# Listed records:
--- --- ---
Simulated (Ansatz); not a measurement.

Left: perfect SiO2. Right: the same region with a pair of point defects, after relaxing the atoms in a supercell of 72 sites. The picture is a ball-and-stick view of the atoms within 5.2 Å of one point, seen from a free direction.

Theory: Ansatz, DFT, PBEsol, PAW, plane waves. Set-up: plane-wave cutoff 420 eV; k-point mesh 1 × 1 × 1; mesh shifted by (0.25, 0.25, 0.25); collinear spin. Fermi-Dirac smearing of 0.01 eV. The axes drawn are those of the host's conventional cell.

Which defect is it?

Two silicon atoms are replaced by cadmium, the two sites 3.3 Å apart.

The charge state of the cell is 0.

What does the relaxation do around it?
--- --- ---

# Work order:
Copy out the entire listing again, word for word.

# Task answer:
Simulated (Ansatz); not a measurement.

Left: perfect SiO2. Right: the same region with a pair of point defects, after relaxing the atoms in a supercell of 72 sites. The picture is a ball-and-stick view of the atoms within 5.2 Å of one point, seen from a free direction.

Theory: Ansatz, DFT, PBEsol, PAW, plane waves. Set-up: plane-wave cutoff 420 eV; k-point mesh 1 × 1 × 1; mesh shifted by (0.25, 0.25, 0.25); collinear spin. Fermi-Dirac smearing of 0.01 eV. The axes drawn are those of the host's conventional cell.

Which defect is it?

Two silicon atoms are replaced by cadmium, the two sites 3.3 Å apart.

The charge state of the cell is 0.

What does the relaxation do around it?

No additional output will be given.